=======
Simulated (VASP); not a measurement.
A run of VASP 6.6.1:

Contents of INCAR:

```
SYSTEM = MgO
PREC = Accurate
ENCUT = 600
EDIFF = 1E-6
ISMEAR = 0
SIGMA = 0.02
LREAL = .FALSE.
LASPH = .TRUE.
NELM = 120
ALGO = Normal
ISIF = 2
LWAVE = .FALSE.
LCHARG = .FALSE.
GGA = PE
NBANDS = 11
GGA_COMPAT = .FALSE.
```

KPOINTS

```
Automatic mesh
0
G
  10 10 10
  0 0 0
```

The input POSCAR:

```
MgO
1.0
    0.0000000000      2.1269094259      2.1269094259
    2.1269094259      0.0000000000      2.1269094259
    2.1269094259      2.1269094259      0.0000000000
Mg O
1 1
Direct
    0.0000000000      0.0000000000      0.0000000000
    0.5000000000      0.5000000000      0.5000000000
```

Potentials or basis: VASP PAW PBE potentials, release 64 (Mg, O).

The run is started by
=======

# [Assigned task]
Please give back all of the data exactly as it appears.

# [Task answer]
Simulated (VASP); not a measurement.
A run of VASP 6.6.1:

Contents of INCAR:

```
SYSTEM = MgO
PREC = Accurate
ENCUT = 600
EDIFF = 1E-6
ISMEAR = 0
SIGMA = 0.02
LREAL = .FALSE.
LASPH = .TRUE.
NELM = 120
ALGO = Normal
ISIF = 2
LWAVE = .FALSE.
LCHARG = .FALSE.
GGA = PE
NBANDS = 11
GGA_COMPAT = .FALSE.
```

KPOINTS

```
Automatic mesh
0
G
  10 10 10
  0 0 0
```

The input POSCAR:

```
MgO
1.0
    0.0000000000      2.1269094259      2.1269094259
    2.1269094259      0.0000000000      2.1269094259
    2.1269094259      2.1269094259      0.0000000000
Mg O
1 1
Direct
    0.0000000000      0.0000000000      0.0000000000
    0.5000000000      0.5000000000      0.5000000000
```

Potentials or basis: VASP PAW PBE potentials, release 64 (Mg, O).

The run is started by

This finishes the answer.